- [SUPPLIED INFORMATION]
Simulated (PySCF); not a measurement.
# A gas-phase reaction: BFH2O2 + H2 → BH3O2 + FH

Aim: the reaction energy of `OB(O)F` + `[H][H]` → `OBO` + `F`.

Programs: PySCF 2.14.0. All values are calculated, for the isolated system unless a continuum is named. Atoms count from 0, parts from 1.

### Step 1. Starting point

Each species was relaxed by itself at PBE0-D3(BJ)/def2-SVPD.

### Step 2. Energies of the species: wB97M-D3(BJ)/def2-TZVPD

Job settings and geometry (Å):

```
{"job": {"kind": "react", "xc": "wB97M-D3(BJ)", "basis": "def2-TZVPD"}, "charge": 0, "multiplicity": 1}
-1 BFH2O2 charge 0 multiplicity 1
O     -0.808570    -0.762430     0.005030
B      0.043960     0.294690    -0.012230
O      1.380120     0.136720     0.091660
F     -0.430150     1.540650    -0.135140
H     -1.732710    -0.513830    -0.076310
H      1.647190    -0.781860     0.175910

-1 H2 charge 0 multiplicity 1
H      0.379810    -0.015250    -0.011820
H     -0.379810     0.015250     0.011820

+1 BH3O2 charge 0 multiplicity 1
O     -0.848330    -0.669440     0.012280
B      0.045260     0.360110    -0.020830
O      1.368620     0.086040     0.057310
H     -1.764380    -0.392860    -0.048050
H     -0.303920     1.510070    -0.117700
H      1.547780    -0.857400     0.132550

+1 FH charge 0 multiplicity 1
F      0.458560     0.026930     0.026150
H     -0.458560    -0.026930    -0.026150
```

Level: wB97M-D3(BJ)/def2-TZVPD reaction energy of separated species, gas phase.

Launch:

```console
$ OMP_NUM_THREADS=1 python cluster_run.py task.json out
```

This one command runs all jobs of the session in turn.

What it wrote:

- [WORK ITEM]
In restating the data, begin at its first line, reproduce each line word for word, and conclude with the line that contains "Each species was".

- [ANSWER SECTION]
Simulated (PySCF); not a measurement.
# A gas-phase reaction: BFH2O2 + H2 → BH3O2 + FH

Aim: the reaction energy of `OB(O)F` + `[H][H]` → `OBO` + `F`.

Programs: PySCF 2.14.0. All values are calculated, for the isolated system unless a continuum is named. Atoms count from 0, parts from 1.

### Step 1. Starting point

Each species was relaxed by itself at PBE0-D3(BJ)/def2-SVPD.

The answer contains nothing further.